Provided data
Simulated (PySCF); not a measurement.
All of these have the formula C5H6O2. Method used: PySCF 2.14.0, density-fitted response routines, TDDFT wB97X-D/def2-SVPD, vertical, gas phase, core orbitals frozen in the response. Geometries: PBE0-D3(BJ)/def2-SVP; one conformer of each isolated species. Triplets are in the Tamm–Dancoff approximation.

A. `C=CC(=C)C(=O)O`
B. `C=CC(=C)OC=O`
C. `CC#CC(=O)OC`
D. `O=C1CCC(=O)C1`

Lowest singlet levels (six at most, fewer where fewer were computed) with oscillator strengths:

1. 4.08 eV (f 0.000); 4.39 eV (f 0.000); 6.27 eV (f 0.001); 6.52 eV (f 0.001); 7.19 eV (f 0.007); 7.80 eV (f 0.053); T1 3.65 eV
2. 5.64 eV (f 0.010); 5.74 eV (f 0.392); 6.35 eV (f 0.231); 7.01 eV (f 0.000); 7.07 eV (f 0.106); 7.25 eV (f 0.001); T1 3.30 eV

Work task
From the first line of the material above down to the line with "Lowest singlet levels", output each line exactly; include both of those lines and add no others.

Problem solution
Simulated (PySCF); not a measurement.
All of these have the formula C5H6O2. Method used: PySCF 2.14.0, density-fitted response routines, TDDFT wB97X-D/def2-SVPD, vertical, gas phase, core orbitals frozen in the response. Geometries: PBE0-D3(BJ)/def2-SVP; one conformer of each isolated species. Triplets are in the Tamm–Dancoff approximation.

A. `C=CC(=C)C(=O)O`
B. `C=CC(=C)OC=O`
C. `CC#CC(=O)OC`
D. `O=C1CCC(=O)C1`

Lowest singlet levels (six at most, fewer where fewer were computed) with oscillator strengths:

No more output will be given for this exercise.